==*==

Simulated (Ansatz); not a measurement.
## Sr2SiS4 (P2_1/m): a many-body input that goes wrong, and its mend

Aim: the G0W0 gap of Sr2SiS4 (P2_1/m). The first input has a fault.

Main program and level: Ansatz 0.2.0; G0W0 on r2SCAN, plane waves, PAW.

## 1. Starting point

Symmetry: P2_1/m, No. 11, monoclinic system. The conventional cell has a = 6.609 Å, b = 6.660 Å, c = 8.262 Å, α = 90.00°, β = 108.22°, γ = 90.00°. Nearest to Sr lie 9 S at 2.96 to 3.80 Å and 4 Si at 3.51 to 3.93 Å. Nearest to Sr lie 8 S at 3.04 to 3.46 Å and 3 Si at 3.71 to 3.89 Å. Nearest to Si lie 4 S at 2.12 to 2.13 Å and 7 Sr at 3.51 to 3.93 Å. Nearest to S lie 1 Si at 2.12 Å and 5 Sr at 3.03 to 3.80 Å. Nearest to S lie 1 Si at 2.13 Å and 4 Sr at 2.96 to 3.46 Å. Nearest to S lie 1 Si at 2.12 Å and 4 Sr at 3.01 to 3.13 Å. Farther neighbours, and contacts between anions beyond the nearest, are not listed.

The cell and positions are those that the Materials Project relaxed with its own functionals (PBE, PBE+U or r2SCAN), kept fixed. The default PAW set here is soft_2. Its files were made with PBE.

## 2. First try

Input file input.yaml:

==*==

*Activity*. Set down each line of the data precisely as it appears above.

*Exercise result*.
Simulated (Ansatz); not a measurement.
## Sr2SiS4 (P2_1/m): a many-body input that goes wrong, and its mend

Aim: the G0W0 gap of Sr2SiS4 (P2_1/m). The first input has a fault.

Main program and level: Ansatz 0.2.0; G0W0 on r2SCAN, plane waves, PAW.

## 1. Starting point

Symmetry: P2_1/m, No. 11, monoclinic system. The conventional cell has a = 6.609 Å, b = 6.660 Å, c = 8.262 Å, α = 90.00°, β = 108.22°, γ = 90.00°. Nearest to Sr lie 9 S at 2.96 to 3.80 Å and 4 Si at 3.51 to 3.93 Å. Nearest to Sr lie 8 S at 3.04 to 3.46 Å and 3 Si at 3.71 to 3.89 Å. Nearest to Si lie 4 S at 2.12 to 2.13 Å and 7 Sr at 3.51 to 3.93 Å. Nearest to S lie 1 Si at 2.12 Å and 5 Sr at 3.03 to 3.80 Å. Nearest to S lie 1 Si at 2.13 Å and 4 Sr at 2.96 to 3.46 Å. Nearest to S lie 1 Si at 2.12 Å and 4 Sr at 3.01 to 3.13 Å. Farther neighbours, and contacts between anions beyond the nearest, are not listed.

The cell and positions are those that the Materials Project relaxed with its own functionals (PBE, PBE+U or r2SCAN), kept fixed. The default PAW set here is soft_2. Its files were made with PBE.

## 2. First try

Input file input.yaml:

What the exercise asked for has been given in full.